◆ **Requirement**
Give back an exact copy of the lines below, from the first through the line with "Consider the following."; please stop there.

◆ **Dataset excerpts**

+ + + + +

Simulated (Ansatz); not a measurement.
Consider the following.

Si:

+ + + + +

◆ **Task response**
Simulated (Ansatz); not a measurement.
Consider the following.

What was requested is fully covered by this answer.